■ RAW DATA:

- - - - - - -

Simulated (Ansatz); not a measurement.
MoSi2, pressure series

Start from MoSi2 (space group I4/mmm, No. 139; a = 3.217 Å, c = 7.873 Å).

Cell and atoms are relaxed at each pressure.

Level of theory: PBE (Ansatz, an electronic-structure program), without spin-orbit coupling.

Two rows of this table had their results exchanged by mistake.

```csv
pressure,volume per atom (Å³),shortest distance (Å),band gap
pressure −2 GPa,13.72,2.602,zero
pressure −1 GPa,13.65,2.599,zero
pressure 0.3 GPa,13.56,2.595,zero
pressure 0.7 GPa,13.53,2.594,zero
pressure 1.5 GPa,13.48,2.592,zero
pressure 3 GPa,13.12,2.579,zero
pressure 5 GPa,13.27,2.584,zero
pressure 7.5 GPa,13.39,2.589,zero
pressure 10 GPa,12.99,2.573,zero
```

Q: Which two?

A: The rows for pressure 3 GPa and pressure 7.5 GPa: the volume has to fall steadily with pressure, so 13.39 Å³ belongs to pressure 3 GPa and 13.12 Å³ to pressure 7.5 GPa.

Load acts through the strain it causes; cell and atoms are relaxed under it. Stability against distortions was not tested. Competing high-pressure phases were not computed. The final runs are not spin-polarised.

- - - - - - -

Quote every line from the beginning of the entries up to and including the line that contains "A: The rows".

■ TASK OUTPUT:
Simulated (Ansatz); not a measurement.
MoSi2, pressure series

Start from MoSi2 (space group I4/mmm, No. 139; a = 3.217 Å, c = 7.873 Å).

Cell and atoms are relaxed at each pressure.

Level of theory: PBE (Ansatz, an electronic-structure program), without spin-orbit coupling.

Two rows of this table had their results exchanged by mistake.

```csv
pressure,volume per atom (Å³),shortest distance (Å),band gap
pressure −2 GPa,13.72,2.602,zero
pressure −1 GPa,13.65,2.599,zero
pressure 0.3 GPa,13.56,2.595,zero
pressure 0.7 GPa,13.53,2.594,zero
pressure 1.5 GPa,13.48,2.592,zero
pressure 3 GPa,13.12,2.579,zero
pressure 5 GPa,13.27,2.584,zero
pressure 7.5 GPa,13.39,2.589,zero
pressure 10 GPa,12.99,2.573,zero
```

Q: Which two?

A: The rows for pressure 3 GPa and pressure 7.5 GPa: the volume has to fall steadily with pressure, so 13.39 Å³ belongs to pressure 3 GPa and 13.12 Å³ to pressure 7.5 GPa.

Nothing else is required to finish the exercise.